## WORK TASK
Beneath this instruction is a listing. Transcribe from it only the stretch from the line with "Computed by configuration" through the line with "The last digits", both end lines included, exactly as written.

╔══

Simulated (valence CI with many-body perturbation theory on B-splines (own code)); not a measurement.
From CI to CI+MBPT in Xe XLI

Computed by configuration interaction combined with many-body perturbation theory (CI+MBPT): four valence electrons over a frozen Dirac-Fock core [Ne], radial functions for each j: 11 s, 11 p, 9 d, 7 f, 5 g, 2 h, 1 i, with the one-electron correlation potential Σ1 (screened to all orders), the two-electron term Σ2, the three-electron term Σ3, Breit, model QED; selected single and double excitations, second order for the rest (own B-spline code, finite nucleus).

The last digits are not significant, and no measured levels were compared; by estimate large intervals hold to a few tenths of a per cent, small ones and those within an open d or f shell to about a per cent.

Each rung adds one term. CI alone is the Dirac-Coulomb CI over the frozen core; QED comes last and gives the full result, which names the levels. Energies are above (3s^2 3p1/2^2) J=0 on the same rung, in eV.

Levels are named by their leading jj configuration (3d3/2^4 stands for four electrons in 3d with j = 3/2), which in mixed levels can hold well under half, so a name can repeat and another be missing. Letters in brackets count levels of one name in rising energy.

╚══

## TASK RESPONSE
Computed by configuration interaction combined with many-body perturbation theory (CI+MBPT): four valence electrons over a frozen Dirac-Fock core [Ne], radial functions for each j: 11 s, 11 p, 9 d, 7 f, 5 g, 2 h, 1 i, with the one-electron correlation potential Σ1 (screened to all orders), the two-electron term Σ2, the three-electron term Σ3, Breit, model QED; selected single and double excitations, second order for the rest (own B-spline code, finite nucleus).

The last digits are not significant, and no measured levels were compared; by estimate large intervals hold to a few tenths of a per cent, small ones and those within an open d or f shell to about a per cent.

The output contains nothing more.